Required action - Give every line of the listing word for word, beginning at the first and including the line with "Potentials or basis: VASP" as the last.

Top of Excerpted data

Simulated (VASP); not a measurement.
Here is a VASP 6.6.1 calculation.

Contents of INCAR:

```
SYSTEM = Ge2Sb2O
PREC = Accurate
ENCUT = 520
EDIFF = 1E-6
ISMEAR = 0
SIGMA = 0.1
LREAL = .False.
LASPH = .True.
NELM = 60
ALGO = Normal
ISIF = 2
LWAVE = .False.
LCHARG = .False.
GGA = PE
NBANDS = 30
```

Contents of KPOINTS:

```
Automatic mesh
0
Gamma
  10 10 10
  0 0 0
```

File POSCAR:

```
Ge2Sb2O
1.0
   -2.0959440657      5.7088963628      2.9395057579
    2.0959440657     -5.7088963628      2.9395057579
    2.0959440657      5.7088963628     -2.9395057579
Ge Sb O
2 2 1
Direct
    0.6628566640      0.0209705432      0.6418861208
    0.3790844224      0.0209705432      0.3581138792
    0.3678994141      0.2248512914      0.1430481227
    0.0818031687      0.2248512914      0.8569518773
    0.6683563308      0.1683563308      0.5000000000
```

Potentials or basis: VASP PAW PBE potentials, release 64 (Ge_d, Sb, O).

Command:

Bottom of Excerpted data

Exercise solution -
Simulated (VASP); not a measurement.
Here is a VASP 6.6.1 calculation.

Contents of INCAR:

```
SYSTEM = Ge2Sb2O
PREC = Accurate
ENCUT = 520
EDIFF = 1E-6
ISMEAR = 0
SIGMA = 0.1
LREAL = .False.
LASPH = .True.
NELM = 60
ALGO = Normal
ISIF = 2
LWAVE = .False.
LCHARG = .False.
GGA = PE
NBANDS = 30
```

Contents of KPOINTS:

```
Automatic mesh
0
Gamma
  10 10 10
  0 0 0
```

File POSCAR:

```
Ge2Sb2O
1.0
   -2.0959440657      5.7088963628      2.9395057579
    2.0959440657     -5.7088963628      2.9395057579
    2.0959440657      5.7088963628     -2.9395057579
Ge Sb O
2 2 1
Direct
    0.6628566640      0.0209705432      0.6418861208
    0.3790844224      0.0209705432      0.3581138792
    0.3678994141      0.2248512914      0.1430481227
    0.0818031687      0.2248512914      0.8569518773
    0.6683563308      0.1683563308      0.5000000000
```

Potentials or basis: VASP PAW PBE potentials, release 64 (Ge_d, Sb, O).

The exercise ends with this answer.